ASSIGNMENT: Look for the line that has "Hardware: 1 thread" in the material below; please repeat it and every line after it, exactly, up to and including the line that has "Estimate the wall time of this run.", and nothing else.

MATERIAL SHOWN:
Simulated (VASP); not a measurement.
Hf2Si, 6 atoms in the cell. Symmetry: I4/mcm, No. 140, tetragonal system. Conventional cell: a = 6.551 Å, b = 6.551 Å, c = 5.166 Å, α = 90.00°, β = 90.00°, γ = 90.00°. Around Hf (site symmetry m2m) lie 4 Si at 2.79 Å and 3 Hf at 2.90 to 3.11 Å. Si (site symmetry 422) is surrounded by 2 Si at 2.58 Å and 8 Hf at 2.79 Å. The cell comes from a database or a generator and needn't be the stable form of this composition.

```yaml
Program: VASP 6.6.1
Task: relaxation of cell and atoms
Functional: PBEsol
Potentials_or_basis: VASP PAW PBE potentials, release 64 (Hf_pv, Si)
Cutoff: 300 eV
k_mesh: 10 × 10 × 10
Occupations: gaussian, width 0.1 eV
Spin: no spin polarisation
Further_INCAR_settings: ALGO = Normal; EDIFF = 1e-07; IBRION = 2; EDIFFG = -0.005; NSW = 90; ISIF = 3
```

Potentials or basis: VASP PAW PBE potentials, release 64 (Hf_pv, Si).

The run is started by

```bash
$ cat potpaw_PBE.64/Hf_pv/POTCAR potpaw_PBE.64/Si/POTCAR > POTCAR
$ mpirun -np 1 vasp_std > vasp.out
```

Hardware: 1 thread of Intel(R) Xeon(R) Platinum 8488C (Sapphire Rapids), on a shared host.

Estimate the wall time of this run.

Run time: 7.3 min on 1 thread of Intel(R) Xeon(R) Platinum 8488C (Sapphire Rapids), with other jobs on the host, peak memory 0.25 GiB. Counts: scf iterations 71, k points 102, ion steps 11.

EXERCISE RESULT:
Hardware: 1 thread of Intel(R) Xeon(R) Platinum 8488C (Sapphire Rapids), on a shared host.

Estimate the wall time of this run.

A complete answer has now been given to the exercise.